*ACTIVITY*: Every line of the data below should be printed exactly.

***** ENTRIES PROVIDED *****

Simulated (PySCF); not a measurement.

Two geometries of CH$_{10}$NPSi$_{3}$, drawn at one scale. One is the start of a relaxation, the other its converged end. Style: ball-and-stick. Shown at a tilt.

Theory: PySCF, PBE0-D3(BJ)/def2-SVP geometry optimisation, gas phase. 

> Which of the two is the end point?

*****

*WRITTEN SOLUTION*:
Simulated (PySCF); not a measurement.

Two geometries of CH$_{10}$NPSi$_{3}$, drawn at one scale. One is the start of a relaxation, the other its converged end. Style: ball-and-stick. Shown at a tilt.

Theory: PySCF, PBE0-D3(BJ)/def2-SVP geometry optimisation, gas phase. 

> Which of the two is the end point?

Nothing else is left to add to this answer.